> _Work instruction_
Repeat the data precisely as given.

Record extracts START

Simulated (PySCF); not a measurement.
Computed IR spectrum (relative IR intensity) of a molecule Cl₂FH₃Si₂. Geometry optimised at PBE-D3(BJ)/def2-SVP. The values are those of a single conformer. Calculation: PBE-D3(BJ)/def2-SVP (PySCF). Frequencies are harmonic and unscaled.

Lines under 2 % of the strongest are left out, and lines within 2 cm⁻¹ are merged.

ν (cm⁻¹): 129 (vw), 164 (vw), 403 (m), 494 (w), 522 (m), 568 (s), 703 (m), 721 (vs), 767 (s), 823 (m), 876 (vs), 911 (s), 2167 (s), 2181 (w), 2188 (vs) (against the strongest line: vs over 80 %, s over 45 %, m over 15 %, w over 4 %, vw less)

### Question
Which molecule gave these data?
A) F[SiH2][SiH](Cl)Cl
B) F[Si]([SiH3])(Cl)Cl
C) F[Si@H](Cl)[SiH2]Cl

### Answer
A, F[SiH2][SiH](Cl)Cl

Record extracts END

> _Problem solution_
Simulated (PySCF); not a measurement.
Computed IR spectrum (relative IR intensity) of a molecule Cl₂FH₃Si₂. Geometry optimised at PBE-D3(BJ)/def2-SVP. The values are those of a single conformer. Calculation: PBE-D3(BJ)/def2-SVP (PySCF). Frequencies are harmonic and unscaled.

Lines under 2 % of the strongest are left out, and lines within 2 cm⁻¹ are merged.

ν (cm⁻¹): 129 (vw), 164 (vw), 403 (m), 494 (w), 522 (m), 568 (s), 703 (m), 721 (vs), 767 (s), 823 (m), 876 (vs), 911 (s), 2167 (s), 2181 (w), 2188 (vs) (against the strongest line: vs over 80 %, s over 45 %, m over 15 %, w over 4 %, vw less)

### Question
Which molecule gave these data?
A) F[SiH2][SiH](Cl)Cl
B) F[Si]([SiH3])(Cl)Cl
C) F[Si@H](Cl)[SiH2]Cl

### Answer
A, F[SiH2][SiH](Cl)Cl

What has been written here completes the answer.